************
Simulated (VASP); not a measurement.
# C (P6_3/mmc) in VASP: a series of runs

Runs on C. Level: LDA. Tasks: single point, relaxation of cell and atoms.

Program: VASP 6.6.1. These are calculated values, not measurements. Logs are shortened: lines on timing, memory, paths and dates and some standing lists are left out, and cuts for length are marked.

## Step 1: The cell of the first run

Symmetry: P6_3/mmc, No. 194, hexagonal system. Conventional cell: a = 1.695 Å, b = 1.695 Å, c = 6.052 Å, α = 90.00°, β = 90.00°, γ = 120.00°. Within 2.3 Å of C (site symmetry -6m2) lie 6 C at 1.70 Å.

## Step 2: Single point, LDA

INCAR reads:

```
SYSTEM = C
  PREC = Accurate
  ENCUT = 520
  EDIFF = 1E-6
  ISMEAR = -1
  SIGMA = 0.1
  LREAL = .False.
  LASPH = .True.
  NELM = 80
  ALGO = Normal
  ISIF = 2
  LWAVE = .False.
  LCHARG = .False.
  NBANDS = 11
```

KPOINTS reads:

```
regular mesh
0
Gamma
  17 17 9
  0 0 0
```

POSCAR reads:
************

▸ Requirement
Your response should consist of the data above, duplicated exactly.

▸ Reply
Simulated (VASP); not a measurement.
# C (P6_3/mmc) in VASP: a series of runs

Runs on C. Level: LDA. Tasks: single point, relaxation of cell and atoms.

Program: VASP 6.6.1. These are calculated values, not measurements. Logs are shortened: lines on timing, memory, paths and dates and some standing lists are left out, and cuts for length are marked.

## Step 1: The cell of the first run

Symmetry: P6_3/mmc, No. 194, hexagonal system. Conventional cell: a = 1.695 Å, b = 1.695 Å, c = 6.052 Å, α = 90.00°, β = 90.00°, γ = 120.00°. Within 2.3 Å of C (site symmetry -6m2) lie 6 C at 1.70 Å.

## Step 2: Single point, LDA

INCAR reads:

```
SYSTEM = C
  PREC = Accurate
  ENCUT = 520
  EDIFF = 1E-6
  ISMEAR = -1
  SIGMA = 0.1
  LREAL = .False.
  LASPH = .True.
  NELM = 80
  ALGO = Normal
  ISIF = 2
  LWAVE = .False.
  LCHARG = .False.
  NBANDS = 11
```

KPOINTS reads:

```
regular mesh
0
Gamma
  17 17 9
  0 0 0
```

POSCAR reads:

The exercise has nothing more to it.